_____
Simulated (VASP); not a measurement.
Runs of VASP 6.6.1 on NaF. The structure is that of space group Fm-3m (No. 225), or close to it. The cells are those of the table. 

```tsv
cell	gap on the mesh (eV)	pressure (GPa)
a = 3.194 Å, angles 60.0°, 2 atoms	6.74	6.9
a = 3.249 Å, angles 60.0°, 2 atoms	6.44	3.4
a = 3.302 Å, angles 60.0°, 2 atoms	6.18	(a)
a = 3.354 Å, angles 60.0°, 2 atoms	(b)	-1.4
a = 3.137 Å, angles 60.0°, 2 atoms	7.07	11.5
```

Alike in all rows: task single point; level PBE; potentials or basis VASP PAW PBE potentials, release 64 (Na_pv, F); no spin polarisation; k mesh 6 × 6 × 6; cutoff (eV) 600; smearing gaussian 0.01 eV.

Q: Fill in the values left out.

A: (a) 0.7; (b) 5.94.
_____

» WORK ITEM
Please reproduce the lines from the line with "Runs of VASP" to the line with "Q: Fill in the values left out.", both ends included, exactly as they appear above.

» SOLUTION
Runs of VASP 6.6.1 on NaF. The structure is that of space group Fm-3m (No. 225), or close to it. The cells are those of the table. 

```tsv
cell	gap on the mesh (eV)	pressure (GPa)
a = 3.194 Å, angles 60.0°, 2 atoms	6.74	6.9
a = 3.249 Å, angles 60.0°, 2 atoms	6.44	3.4
a = 3.302 Å, angles 60.0°, 2 atoms	6.18	(a)
a = 3.354 Å, angles 60.0°, 2 atoms	(b)	-1.4
a = 3.137 Å, angles 60.0°, 2 atoms	7.07	11.5
```

Alike in all rows: task single point; level PBE; potentials or basis VASP PAW PBE potentials, release 64 (Na_pv, F); no spin polarisation; k mesh 6 × 6 × 6; cutoff (eV) 600; smearing gaussian 0.01 eV.

Q: Fill in the values left out.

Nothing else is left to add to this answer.